*Work instruction*.
Your task is to print each record exactly as it reads.

────────────────────
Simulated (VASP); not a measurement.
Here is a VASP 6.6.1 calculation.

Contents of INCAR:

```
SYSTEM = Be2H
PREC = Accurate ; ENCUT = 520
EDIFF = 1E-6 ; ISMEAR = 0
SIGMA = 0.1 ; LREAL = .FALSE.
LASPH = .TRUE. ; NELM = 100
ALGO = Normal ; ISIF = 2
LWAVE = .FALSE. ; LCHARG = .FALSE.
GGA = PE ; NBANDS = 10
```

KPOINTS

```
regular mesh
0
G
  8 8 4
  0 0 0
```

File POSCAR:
────────────────────

*Result*.
Simulated (VASP); not a measurement.
Here is a VASP 6.6.1 calculation.

Contents of INCAR:

```
SYSTEM = Be2H
PREC = Accurate ; ENCUT = 520
EDIFF = 1E-6 ; ISMEAR = 0
SIGMA = 0.1 ; LREAL = .FALSE.
LASPH = .TRUE. ; NELM = 100
ALGO = Normal ; ISIF = 2
LWAVE = .FALSE. ; LCHARG = .FALSE.
GGA = PE ; NBANDS = 10
```

KPOINTS

```
regular mesh
0
G
  8 8 4
  0 0 0
```

File POSCAR:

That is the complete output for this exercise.